- **Work request**
Treat the line containing "(0.888, -1.499, -0.543)" as the last one, and return every line exactly from the first line of the material below up to it.

- **Recorded data**
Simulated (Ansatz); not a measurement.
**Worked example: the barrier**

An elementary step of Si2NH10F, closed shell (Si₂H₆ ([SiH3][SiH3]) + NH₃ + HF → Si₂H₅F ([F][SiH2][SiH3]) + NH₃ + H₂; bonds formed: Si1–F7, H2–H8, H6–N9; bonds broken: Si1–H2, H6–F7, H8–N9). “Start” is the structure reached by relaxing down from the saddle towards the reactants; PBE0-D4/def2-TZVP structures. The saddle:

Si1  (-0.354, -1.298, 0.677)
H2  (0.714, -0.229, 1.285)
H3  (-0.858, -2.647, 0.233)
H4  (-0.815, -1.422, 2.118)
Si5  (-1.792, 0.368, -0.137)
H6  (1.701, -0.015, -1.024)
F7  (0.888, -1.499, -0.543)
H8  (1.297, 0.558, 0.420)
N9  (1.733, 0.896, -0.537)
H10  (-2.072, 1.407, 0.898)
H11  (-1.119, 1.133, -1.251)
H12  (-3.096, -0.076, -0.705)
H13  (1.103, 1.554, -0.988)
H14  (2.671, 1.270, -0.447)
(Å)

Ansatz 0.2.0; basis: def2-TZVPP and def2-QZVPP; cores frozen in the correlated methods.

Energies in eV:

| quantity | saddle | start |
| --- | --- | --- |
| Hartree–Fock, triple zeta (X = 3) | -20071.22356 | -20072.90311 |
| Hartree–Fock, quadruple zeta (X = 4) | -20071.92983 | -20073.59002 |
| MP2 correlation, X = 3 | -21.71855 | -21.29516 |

- **Expected answer**
Simulated (Ansatz); not a measurement.
**Worked example: the barrier**

An elementary step of Si2NH10F, closed shell (Si₂H₆ ([SiH3][SiH3]) + NH₃ + HF → Si₂H₅F ([F][SiH2][SiH3]) + NH₃ + H₂; bonds formed: Si1–F7, H2–H8, H6–N9; bonds broken: Si1–H2, H6–F7, H8–N9). “Start” is the structure reached by relaxing down from the saddle towards the reactants; PBE0-D4/def2-TZVP structures. The saddle:

Si1  (-0.354, -1.298, 0.677)
H2  (0.714, -0.229, 1.285)
H3  (-0.858, -2.647, 0.233)
H4  (-0.815, -1.422, 2.118)
Si5  (-1.792, 0.368, -0.137)
H6  (1.701, -0.015, -1.024)
F7  (0.888, -1.499, -0.543)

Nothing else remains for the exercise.